• STORED DATA:
-=-=-
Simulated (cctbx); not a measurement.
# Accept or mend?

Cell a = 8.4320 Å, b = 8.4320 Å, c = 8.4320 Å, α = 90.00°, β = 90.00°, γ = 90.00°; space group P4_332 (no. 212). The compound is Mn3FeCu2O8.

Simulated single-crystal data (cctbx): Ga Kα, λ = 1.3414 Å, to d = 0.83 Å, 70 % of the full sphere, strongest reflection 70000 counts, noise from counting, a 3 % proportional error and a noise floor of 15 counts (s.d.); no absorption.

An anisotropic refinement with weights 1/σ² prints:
-=-=-

• ASSIGNMENT:
Start at the first line of the material and transcribe each line exactly, stopping once the line containing "Simulated single-crystal data" has been written.

• WORKED SOLUTION:
Simulated (cctbx); not a measurement.
# Accept or mend?

Cell a = 8.4320 Å, b = 8.4320 Å, c = 8.4320 Å, α = 90.00°, β = 90.00°, γ = 90.00°; space group P4_332 (no. 212). The compound is Mn3FeCu2O8.

Simulated single-crystal data (cctbx): Ga Kα, λ = 1.3414 Å, to d = 0.83 Å, 70 % of the full sphere, strongest reflection 70000 counts, noise from counting, a 3 % proportional error and a noise floor of 15 counts (s.d.); no absorption.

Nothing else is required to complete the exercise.